Your answer should be only the lines below from the one with "Everything below comes" to the one with "### Step 1. The cell of the first run", repeated exactly, ends included.

'''

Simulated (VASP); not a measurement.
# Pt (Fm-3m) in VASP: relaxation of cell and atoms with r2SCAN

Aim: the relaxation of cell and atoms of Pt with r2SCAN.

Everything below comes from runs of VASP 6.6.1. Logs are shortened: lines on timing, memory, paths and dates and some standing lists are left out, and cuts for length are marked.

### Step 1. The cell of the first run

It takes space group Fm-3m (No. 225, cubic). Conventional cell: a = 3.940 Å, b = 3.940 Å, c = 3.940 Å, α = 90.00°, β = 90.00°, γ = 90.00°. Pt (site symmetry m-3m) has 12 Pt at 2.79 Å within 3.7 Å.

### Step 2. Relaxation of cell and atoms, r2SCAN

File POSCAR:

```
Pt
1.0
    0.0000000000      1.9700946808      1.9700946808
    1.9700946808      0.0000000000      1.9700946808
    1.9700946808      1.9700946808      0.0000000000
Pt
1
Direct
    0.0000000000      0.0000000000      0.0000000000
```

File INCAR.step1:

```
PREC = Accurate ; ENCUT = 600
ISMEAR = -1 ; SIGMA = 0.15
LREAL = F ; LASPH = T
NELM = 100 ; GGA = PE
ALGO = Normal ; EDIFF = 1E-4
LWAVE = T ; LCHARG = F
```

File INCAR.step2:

'''

Task result –
Everything below comes from runs of VASP 6.6.1. Logs are shortened: lines on timing, memory, paths and dates and some standing lists are left out, and cuts for length are marked.

### Step 1. The cell of the first run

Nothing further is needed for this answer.